— Dataset content —
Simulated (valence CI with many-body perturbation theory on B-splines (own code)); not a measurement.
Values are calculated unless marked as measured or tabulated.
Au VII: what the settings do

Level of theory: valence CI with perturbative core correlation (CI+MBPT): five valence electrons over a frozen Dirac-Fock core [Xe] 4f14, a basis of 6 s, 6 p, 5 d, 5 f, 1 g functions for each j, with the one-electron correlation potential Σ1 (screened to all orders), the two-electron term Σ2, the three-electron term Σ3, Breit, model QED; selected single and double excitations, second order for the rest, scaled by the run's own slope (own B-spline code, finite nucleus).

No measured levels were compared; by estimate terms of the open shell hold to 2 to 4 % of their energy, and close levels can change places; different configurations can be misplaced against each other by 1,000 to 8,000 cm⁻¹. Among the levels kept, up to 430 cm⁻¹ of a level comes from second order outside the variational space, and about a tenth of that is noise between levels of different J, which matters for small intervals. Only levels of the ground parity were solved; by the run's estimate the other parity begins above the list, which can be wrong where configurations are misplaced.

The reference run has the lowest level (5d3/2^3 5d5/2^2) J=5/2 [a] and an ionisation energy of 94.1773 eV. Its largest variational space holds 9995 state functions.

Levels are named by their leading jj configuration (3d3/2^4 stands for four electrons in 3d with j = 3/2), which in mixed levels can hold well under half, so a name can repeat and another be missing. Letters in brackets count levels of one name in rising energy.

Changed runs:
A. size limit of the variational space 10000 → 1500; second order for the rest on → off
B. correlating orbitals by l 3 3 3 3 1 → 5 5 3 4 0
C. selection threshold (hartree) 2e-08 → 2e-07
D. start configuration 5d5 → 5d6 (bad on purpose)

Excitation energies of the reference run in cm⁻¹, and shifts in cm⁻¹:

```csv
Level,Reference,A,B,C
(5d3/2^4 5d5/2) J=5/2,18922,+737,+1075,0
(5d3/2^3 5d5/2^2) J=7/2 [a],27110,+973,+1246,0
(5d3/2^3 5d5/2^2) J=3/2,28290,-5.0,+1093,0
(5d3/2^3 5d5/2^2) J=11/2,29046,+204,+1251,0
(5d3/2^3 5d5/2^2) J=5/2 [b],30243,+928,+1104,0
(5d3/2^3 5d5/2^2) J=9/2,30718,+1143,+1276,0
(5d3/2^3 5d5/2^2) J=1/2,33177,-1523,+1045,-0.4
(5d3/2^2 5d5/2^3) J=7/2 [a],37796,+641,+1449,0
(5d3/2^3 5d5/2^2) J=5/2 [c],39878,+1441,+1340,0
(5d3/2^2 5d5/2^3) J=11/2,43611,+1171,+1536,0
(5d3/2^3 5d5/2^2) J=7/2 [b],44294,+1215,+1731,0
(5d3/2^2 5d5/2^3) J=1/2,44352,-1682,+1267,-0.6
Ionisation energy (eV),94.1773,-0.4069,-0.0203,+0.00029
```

— Work instruction —
Stopping at the line containing "Au VII: what the settings do", please repeat exactly every line from the very start of the entries, that line included, and nothing more.

— Task solution —
Simulated (valence CI with many-body perturbation theory on B-splines (own code)); not a measurement.
Values are calculated unless marked as measured or tabulated.
Au VII: what the settings do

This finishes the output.